● **Excerpted records**:
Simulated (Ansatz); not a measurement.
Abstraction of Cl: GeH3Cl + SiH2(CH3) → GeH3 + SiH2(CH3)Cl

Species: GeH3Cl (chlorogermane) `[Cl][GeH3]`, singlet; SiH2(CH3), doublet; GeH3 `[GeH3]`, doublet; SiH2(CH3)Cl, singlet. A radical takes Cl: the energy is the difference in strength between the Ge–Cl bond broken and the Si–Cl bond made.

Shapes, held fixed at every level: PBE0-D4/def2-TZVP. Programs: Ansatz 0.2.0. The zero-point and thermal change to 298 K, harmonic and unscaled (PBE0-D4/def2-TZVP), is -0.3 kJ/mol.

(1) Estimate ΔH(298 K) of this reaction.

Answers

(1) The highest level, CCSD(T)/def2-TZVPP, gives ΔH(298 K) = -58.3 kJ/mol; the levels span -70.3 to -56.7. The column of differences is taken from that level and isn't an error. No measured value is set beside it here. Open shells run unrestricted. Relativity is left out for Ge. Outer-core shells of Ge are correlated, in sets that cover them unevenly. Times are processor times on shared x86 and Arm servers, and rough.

● **Action item**: Print only what lies in the material above starting at the line with "Species: GeH3Cl (chlorogermane)" and ending at the line with "Shapes, held fixed", every line exactly as given.

● **Exercise response**:
Species: GeH3Cl (chlorogermane) `[Cl][GeH3]`, singlet; SiH2(CH3), doublet; GeH3 `[GeH3]`, doublet; SiH2(CH3)Cl, singlet. A radical takes Cl: the energy is the difference in strength between the Ge–Cl bond broken and the Si–Cl bond made.

Shapes, held fixed at every level: PBE0-D4/def2-TZVP. Programs: Ansatz 0.2.0. The zero-point and thermal change to 298 K, harmonic and unscaled (PBE0-D4/def2-TZVP), is -0.3 kJ/mol.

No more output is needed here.